### MATERIAL SUPPLIED
_ _ _
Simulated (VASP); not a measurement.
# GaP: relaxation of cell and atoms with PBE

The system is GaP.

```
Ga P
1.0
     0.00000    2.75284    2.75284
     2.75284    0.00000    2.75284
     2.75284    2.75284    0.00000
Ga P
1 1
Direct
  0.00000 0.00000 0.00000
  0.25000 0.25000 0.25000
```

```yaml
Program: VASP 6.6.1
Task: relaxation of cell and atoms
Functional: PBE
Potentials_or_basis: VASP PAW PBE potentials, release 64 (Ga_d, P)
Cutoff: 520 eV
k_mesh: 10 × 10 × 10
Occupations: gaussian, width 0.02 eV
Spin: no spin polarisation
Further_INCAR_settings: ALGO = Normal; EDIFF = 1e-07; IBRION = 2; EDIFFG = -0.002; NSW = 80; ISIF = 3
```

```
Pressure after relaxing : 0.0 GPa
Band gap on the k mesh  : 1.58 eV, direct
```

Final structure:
_ _ _

### TASK ITEM
The data above needs to be retyped in full, exactly as given.

### SOLUTION
Simulated (VASP); not a measurement.
# GaP: relaxation of cell and atoms with PBE

The system is GaP.

```
Ga P
1.0
     0.00000    2.75284    2.75284
     2.75284    0.00000    2.75284
     2.75284    2.75284    0.00000
Ga P
1 1
Direct
  0.00000 0.00000 0.00000
  0.25000 0.25000 0.25000
```

```yaml
Program: VASP 6.6.1
Task: relaxation of cell and atoms
Functional: PBE
Potentials_or_basis: VASP PAW PBE potentials, release 64 (Ga_d, P)
Cutoff: 520 eV
k_mesh: 10 × 10 × 10
Occupations: gaussian, width 0.02 eV
Spin: no spin polarisation
Further_INCAR_settings: ALGO = Normal; EDIFF = 1e-07; IBRION = 2; EDIFFG = -0.002; NSW = 80; ISIF = 3
```

```
Pressure after relaxing : 0.0 GPa
Band gap on the k mesh  : 1.58 eV, direct
```

Final structure:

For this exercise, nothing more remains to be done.